■ **ACTION ITEM**
Return every record below exactly.

■ **GIVEN DATA**
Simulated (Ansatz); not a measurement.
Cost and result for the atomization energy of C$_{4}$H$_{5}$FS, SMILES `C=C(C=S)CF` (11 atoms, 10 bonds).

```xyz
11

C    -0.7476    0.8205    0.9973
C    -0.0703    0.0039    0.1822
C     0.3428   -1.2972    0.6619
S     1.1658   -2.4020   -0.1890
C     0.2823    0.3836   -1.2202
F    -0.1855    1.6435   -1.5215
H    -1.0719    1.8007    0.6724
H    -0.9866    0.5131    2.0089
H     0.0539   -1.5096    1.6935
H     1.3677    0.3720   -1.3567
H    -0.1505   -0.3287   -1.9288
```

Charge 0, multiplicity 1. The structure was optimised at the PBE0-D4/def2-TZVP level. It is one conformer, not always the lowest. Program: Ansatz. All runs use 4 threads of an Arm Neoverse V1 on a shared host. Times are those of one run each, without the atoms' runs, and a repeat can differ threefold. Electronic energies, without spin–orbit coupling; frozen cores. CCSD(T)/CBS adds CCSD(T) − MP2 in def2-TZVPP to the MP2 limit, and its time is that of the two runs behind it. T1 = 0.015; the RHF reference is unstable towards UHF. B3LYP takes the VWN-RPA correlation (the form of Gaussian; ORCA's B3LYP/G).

■ **WRITTEN SOLUTION**
Simulated (Ansatz); not a measurement.
Cost and result for the atomization energy of C$_{4}$H$_{5}$FS, SMILES `C=C(C=S)CF` (11 atoms, 10 bonds).

```xyz
11

C    -0.7476    0.8205    0.9973
C    -0.0703    0.0039    0.1822
C     0.3428   -1.2972    0.6619
S     1.1658   -2.4020   -0.1890
C     0.2823    0.3836   -1.2202
F    -0.1855    1.6435   -1.5215
H    -1.0719    1.8007    0.6724
H    -0.9866    0.5131    2.0089
H     0.0539   -1.5096    1.6935
H     1.3677    0.3720   -1.3567
H    -0.1505   -0.3287   -1.9288
```

Charge 0, multiplicity 1. The structure was optimised at the PBE0-D4/def2-TZVP level. It is one conformer, not always the lowest. Program: Ansatz. All runs use 4 threads of an Arm Neoverse V1 on a shared host. Times are those of one run each, without the atoms' runs, and a repeat can differ threefold. Electronic energies, without spin–orbit coupling; frozen cores. CCSD(T)/CBS adds CCSD(T) − MP2 in def2-TZVPP to the MP2 limit, and its time is that of the two runs behind it. T1 = 0.015; the RHF reference is unstable towards UHF. B3LYP takes the VWN-RPA correlation (the form of Gaussian; ORCA's B3LYP/G).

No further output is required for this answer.